* _Work request_
For the entries below, print exactly the lines between the line holding "Spin–orbit coupling is" and the line holding "References as tabulated", inclusive, and nothing else.

* _Entries supplied_
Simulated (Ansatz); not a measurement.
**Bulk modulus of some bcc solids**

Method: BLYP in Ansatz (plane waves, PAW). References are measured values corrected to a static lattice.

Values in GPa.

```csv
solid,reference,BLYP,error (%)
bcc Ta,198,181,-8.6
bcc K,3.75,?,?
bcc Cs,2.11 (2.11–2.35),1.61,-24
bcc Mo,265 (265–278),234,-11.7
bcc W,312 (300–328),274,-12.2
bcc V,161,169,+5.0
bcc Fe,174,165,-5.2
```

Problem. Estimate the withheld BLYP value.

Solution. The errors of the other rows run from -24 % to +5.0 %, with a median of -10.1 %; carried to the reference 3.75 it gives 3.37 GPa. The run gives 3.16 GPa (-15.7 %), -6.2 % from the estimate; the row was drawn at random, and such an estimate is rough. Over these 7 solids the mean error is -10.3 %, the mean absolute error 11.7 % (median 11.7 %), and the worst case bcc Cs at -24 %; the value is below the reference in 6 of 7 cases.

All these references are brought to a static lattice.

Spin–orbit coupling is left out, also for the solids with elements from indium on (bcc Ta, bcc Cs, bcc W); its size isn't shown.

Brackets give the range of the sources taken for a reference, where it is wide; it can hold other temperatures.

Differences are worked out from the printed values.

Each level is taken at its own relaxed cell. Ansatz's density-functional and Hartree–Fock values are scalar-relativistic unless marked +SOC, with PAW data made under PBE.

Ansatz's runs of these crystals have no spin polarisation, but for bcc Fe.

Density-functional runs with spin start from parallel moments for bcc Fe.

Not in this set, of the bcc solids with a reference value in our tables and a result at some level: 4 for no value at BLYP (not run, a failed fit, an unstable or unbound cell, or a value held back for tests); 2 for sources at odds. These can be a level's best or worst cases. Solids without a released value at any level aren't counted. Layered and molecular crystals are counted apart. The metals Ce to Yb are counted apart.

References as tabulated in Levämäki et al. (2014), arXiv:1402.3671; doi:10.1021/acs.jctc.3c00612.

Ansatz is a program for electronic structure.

* _Answer area_
Spin–orbit coupling is left out, also for the solids with elements from indium on (bcc Ta, bcc Cs, bcc W); its size isn't shown.

Brackets give the range of the sources taken for a reference, where it is wide; it can hold other temperatures.

Differences are worked out from the printed values.

Each level is taken at its own relaxed cell. Ansatz's density-functional and Hartree–Fock values are scalar-relativistic unless marked +SOC, with PAW data made under PBE.

Ansatz's runs of these crystals have no spin polarisation, but for bcc Fe.

Density-functional runs with spin start from parallel moments for bcc Fe.

Not in this set, of the bcc solids with a reference value in our tables and a result at some level: 4 for no value at BLYP (not run, a failed fit, an unstable or unbound cell, or a value held back for tests); 2 for sources at odds. These can be a level's best or worst cases. Solids without a released value at any level aren't counted. Layered and molecular crystals are counted apart. The metals Ce to Yb are counted apart.

References as tabulated in Levämäki et al. (2014), arXiv:1402.3671; doi:10.1021/acs.jctc.3c00612.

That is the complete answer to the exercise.